◆ EXERCISE ◆
Please return each record exactly as it stands.

◆ DATA EXTRACTS ◆
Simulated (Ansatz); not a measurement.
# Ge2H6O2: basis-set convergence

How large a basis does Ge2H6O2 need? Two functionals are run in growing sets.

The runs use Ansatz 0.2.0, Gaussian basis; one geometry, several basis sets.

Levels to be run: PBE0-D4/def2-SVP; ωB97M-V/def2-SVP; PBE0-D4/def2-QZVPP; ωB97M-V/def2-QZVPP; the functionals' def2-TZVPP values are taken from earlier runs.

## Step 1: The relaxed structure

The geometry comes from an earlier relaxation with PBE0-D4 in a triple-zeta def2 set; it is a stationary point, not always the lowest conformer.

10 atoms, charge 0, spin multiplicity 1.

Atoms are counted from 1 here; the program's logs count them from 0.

◆ ANSWER SPACE ◆
Simulated (Ansatz); not a measurement.
# Ge2H6O2: basis-set convergence

How large a basis does Ge2H6O2 need? Two functionals are run in growing sets.

The runs use Ansatz 0.2.0, Gaussian basis; one geometry, several basis sets.

Levels to be run: PBE0-D4/def2-SVP; ωB97M-V/def2-SVP; PBE0-D4/def2-QZVPP; ωB97M-V/def2-QZVPP; the functionals' def2-TZVPP values are taken from earlier runs.

## Step 1: The relaxed structure

The geometry comes from an earlier relaxation with PBE0-D4 in a triple-zeta def2 set; it is a stationary point, not always the lowest conformer.

10 atoms, charge 0, spin multiplicity 1.

Atoms are counted from 1 here; the program's logs count them from 0.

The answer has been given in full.